▬▬▬

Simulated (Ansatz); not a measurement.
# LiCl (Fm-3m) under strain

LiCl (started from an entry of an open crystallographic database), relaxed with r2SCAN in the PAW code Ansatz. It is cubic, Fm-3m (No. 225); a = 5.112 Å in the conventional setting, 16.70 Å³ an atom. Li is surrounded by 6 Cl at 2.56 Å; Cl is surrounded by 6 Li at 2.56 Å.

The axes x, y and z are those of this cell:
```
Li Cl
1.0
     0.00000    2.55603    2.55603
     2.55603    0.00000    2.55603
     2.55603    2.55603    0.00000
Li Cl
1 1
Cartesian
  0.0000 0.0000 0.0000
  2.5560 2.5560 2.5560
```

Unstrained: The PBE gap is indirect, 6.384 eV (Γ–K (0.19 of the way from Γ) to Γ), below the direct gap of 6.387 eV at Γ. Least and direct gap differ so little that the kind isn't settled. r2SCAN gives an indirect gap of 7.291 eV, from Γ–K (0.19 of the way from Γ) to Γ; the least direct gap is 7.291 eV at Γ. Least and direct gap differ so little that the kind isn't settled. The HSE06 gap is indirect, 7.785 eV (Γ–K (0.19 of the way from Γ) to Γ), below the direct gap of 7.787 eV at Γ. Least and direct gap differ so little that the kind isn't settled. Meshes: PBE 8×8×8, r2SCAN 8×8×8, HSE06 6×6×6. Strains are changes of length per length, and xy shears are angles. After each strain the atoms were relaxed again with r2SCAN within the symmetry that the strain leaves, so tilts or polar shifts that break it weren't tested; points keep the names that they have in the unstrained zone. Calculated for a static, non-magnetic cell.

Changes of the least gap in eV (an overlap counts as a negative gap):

▬▬▬

WORK TASK ▸ The first line of the data, the line with "Unstrained: The PBE", and all lines in between are to be copied exactly. Leave out everything else.

EXERCISE ANSWER ▸
Simulated (Ansatz); not a measurement.
# LiCl (Fm-3m) under strain

LiCl (started from an entry of an open crystallographic database), relaxed with r2SCAN in the PAW code Ansatz. It is cubic, Fm-3m (No. 225); a = 5.112 Å in the conventional setting, 16.70 Å³ an atom. Li is surrounded by 6 Cl at 2.56 Å; Cl is surrounded by 6 Li at 2.56 Å.

The axes x, y and z are those of this cell:
```
Li Cl
1.0
     0.00000    2.55603    2.55603
     2.55603    0.00000    2.55603
     2.55603    2.55603    0.00000
Li Cl
1 1
Cartesian
  0.0000 0.0000 0.0000
  2.5560 2.5560 2.5560
```

Unstrained: The PBE gap is indirect, 6.384 eV (Γ–K (0.19 of the way from Γ) to Γ), below the direct gap of 6.387 eV at Γ. Least and direct gap differ so little that the kind isn't settled. r2SCAN gives an indirect gap of 7.291 eV, from Γ–K (0.19 of the way from Γ) to Γ; the least direct gap is 7.291 eV at Γ. Least and direct gap differ so little that the kind isn't settled. The HSE06 gap is indirect, 7.785 eV (Γ–K (0.19 of the way from Γ) to Γ), below the direct gap of 7.787 eV at Γ. Least and direct gap differ so little that the kind isn't settled. Meshes: PBE 8×8×8, r2SCAN 8×8×8, HSE06 6×6×6. Strains are changes of length per length, and xy shears are angles. After each strain the atoms were relaxed again with r2SCAN within the symmetry that the strain leaves, so tilts or polar shifts that break it weren't tested; points keep the names that they have in the unstrained zone. Calculated for a static, non-magnetic cell.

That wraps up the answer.